• _PROVIDED DATA_
_____

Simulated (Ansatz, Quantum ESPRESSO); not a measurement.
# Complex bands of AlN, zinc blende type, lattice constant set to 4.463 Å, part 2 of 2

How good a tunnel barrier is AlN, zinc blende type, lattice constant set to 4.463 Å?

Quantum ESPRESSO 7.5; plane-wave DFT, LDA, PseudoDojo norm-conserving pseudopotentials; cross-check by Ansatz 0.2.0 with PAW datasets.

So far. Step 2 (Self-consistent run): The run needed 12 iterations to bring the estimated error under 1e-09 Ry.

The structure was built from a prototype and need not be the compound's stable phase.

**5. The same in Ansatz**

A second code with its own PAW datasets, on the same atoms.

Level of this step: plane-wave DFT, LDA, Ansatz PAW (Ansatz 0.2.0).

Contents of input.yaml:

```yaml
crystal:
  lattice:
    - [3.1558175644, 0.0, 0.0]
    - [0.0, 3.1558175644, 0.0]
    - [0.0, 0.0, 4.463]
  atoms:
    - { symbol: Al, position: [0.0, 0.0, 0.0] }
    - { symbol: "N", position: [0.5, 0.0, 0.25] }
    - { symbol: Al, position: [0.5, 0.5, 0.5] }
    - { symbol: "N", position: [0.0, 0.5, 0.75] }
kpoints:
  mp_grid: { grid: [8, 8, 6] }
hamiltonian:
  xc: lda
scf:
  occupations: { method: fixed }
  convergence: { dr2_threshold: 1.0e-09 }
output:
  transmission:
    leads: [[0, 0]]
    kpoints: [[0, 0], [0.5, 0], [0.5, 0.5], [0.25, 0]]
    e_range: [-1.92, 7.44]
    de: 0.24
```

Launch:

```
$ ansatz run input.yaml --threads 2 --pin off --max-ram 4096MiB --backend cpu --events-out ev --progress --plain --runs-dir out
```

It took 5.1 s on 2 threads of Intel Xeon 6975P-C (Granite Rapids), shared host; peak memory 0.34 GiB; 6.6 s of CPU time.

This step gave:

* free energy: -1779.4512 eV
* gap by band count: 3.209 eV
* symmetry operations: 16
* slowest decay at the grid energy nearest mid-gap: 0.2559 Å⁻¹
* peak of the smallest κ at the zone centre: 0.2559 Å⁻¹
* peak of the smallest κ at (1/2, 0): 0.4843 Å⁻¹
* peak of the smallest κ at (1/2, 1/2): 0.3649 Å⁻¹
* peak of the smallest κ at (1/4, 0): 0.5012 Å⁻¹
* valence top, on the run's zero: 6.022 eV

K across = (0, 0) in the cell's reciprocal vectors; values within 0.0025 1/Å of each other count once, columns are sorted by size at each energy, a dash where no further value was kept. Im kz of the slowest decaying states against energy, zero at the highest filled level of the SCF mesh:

_____

• _WORK REQUEST_
In the listing above, locate the line containing "mid-gap: 0.2559 Å⁻¹" and the line containing "zero: 6.022 eV". Extract those two lines and every line between them, exactly as written, and only those.

• _EXPECTED ANSWER_
* slowest decay at the grid energy nearest mid-gap: 0.2559 Å⁻¹
* peak of the smallest κ at the zone centre: 0.2559 Å⁻¹
* peak of the smallest κ at (1/2, 0): 0.4843 Å⁻¹
* peak of the smallest κ at (1/2, 1/2): 0.3649 Å⁻¹
* peak of the smallest κ at (1/4, 0): 0.5012 Å⁻¹
* valence top, on the run's zero: 6.022 eV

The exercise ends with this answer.